◆ ◆ ◆ ◆

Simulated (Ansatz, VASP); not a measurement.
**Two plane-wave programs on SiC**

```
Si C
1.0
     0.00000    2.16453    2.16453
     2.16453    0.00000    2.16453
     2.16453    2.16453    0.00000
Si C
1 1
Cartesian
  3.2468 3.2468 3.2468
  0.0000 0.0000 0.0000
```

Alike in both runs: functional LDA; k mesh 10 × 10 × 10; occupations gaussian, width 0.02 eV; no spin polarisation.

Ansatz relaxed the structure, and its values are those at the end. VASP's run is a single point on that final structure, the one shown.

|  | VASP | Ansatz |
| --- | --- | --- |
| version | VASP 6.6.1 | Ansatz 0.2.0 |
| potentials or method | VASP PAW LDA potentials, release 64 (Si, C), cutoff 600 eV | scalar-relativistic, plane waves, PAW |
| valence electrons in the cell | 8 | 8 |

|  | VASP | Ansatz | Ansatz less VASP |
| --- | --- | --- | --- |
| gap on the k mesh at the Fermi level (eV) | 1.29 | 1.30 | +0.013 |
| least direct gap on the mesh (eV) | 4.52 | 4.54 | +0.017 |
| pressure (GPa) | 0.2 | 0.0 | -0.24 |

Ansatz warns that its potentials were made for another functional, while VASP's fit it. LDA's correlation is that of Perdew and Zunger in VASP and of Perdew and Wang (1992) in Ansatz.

◆ ◆ ◆ ◆

§ **Assignment**:
Here the job is to restate all of the data word for word.

§ **Response area**:
Simulated (Ansatz, VASP); not a measurement.
**Two plane-wave programs on SiC**

```
Si C
1.0
     0.00000    2.16453    2.16453
     2.16453    0.00000    2.16453
     2.16453    2.16453    0.00000
Si C
1 1
Cartesian
  3.2468 3.2468 3.2468
  0.0000 0.0000 0.0000
```

Alike in both runs: functional LDA; k mesh 10 × 10 × 10; occupations gaussian, width 0.02 eV; no spin polarisation.

Ansatz relaxed the structure, and its values are those at the end. VASP's run is a single point on that final structure, the one shown.

|  | VASP | Ansatz |
| --- | --- | --- |
| version | VASP 6.6.1 | Ansatz 0.2.0 |
| potentials or method | VASP PAW LDA potentials, release 64 (Si, C), cutoff 600 eV | scalar-relativistic, plane waves, PAW |
| valence electrons in the cell | 8 | 8 |

|  | VASP | Ansatz | Ansatz less VASP |
| --- | --- | --- | --- |
| gap on the k mesh at the Fermi level (eV) | 1.29 | 1.30 | +0.013 |
| least direct gap on the mesh (eV) | 4.52 | 4.54 | +0.017 |
| pressure (GPa) | 0.2 | 0.0 | -0.24 |

Ansatz warns that its potentials were made for another functional, while VASP's fit it. LDA's correlation is that of Perdew and Zunger in VASP and of Perdew and Wang (1992) in Ansatz.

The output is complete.